◆ **Work request**: Look below for the line holding "The structure is" and the line holding "### Step 2. Relaxing the atoms". Transcribe exactly those lines and all lines between them, nothing more.

◆ **Provided information**:
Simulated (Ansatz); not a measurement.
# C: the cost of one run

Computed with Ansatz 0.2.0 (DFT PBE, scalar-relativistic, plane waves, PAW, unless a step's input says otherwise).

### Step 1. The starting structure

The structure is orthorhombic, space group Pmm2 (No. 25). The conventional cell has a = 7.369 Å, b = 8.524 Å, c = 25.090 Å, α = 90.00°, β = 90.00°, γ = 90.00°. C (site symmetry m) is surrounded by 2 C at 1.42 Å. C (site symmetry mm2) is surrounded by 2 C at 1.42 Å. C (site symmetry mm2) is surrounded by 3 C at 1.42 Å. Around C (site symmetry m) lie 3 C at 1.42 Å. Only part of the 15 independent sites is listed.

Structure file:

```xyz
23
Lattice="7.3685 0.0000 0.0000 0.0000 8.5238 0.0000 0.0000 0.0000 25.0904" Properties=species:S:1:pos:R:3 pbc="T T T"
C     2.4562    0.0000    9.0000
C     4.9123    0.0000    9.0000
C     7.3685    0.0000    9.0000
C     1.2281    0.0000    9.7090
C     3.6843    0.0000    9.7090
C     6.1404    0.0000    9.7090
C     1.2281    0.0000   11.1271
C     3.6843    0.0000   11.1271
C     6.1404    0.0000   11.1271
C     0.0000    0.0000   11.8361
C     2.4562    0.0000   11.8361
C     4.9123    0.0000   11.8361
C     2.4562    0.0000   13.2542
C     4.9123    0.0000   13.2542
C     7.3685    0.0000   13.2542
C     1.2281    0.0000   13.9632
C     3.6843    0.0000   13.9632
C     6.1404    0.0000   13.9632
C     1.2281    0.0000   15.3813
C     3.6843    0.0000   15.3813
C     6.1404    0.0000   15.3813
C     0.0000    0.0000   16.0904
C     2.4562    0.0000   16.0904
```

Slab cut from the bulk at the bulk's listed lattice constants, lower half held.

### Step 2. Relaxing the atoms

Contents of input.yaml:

◆ **Task response**:
The structure is orthorhombic, space group Pmm2 (No. 25). The conventional cell has a = 7.369 Å, b = 8.524 Å, c = 25.090 Å, α = 90.00°, β = 90.00°, γ = 90.00°. C (site symmetry m) is surrounded by 2 C at 1.42 Å. C (site symmetry mm2) is surrounded by 2 C at 1.42 Å. C (site symmetry mm2) is surrounded by 3 C at 1.42 Å. Around C (site symmetry m) lie 3 C at 1.42 Å. Only part of the 15 independent sites is listed.

Structure file:

```xyz
23
Lattice="7.3685 0.0000 0.0000 0.0000 8.5238 0.0000 0.0000 0.0000 25.0904" Properties=species:S:1:pos:R:3 pbc="T T T"
C     2.4562    0.0000    9.0000
C     4.9123    0.0000    9.0000
C     7.3685    0.0000    9.0000
C     1.2281    0.0000    9.7090
C     3.6843    0.0000    9.7090
C     6.1404    0.0000    9.7090
C     1.2281    0.0000   11.1271
C     3.6843    0.0000   11.1271
C     6.1404    0.0000   11.1271
C     0.0000    0.0000   11.8361
C     2.4562    0.0000   11.8361
C     4.9123    0.0000   11.8361
C     2.4562    0.0000   13.2542
C     4.9123    0.0000   13.2542
C     7.3685    0.0000   13.2542
C     1.2281    0.0000   13.9632
C     3.6843    0.0000   13.9632
C     6.1404    0.0000   13.9632
C     1.2281    0.0000   15.3813
C     3.6843    0.0000   15.3813
C     6.1404    0.0000   15.3813
C     0.0000    0.0000   16.0904
C     2.4562    0.0000   16.0904
```

Slab cut from the bulk at the bulk's listed lattice constants, lower half held.

### Step 2. Relaxing the atoms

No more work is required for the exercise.